**BRIEF:** Write the entries out exactly, with the final line being the one containing "### Step 1. The system as given".

**DATASET EXTRACT:**
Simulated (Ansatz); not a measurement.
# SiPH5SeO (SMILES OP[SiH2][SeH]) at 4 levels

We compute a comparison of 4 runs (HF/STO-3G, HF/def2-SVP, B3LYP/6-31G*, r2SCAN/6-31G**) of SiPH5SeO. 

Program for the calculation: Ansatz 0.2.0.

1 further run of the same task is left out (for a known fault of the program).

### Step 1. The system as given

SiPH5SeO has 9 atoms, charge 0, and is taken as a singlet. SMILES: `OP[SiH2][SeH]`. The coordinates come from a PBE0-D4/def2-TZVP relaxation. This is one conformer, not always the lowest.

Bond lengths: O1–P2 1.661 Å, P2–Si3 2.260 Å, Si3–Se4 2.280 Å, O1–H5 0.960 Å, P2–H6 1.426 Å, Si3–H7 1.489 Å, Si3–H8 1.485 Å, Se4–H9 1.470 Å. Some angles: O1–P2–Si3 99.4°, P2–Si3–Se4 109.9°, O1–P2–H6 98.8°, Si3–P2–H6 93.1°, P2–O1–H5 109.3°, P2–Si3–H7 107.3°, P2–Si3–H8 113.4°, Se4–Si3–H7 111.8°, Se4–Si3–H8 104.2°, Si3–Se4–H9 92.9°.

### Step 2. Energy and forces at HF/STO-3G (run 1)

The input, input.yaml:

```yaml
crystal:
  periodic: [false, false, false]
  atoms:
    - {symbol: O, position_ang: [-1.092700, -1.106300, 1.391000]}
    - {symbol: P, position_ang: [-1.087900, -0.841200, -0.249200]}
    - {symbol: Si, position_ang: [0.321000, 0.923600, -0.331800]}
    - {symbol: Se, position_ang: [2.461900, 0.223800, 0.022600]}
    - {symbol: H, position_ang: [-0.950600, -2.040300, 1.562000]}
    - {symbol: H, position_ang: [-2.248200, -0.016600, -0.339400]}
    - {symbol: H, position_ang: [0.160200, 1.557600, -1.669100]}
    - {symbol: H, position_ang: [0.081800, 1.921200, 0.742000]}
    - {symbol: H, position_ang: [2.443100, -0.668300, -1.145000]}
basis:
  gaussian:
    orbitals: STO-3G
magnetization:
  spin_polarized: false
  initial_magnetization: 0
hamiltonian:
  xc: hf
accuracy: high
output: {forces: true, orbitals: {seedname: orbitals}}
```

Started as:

**WRITTEN SOLUTION:**
Simulated (Ansatz); not a measurement.
# SiPH5SeO (SMILES OP[SiH2][SeH]) at 4 levels

We compute a comparison of 4 runs (HF/STO-3G, HF/def2-SVP, B3LYP/6-31G*, r2SCAN/6-31G**) of SiPH5SeO. 

Program for the calculation: Ansatz 0.2.0.

1 further run of the same task is left out (for a known fault of the program).

### Step 1. The system as given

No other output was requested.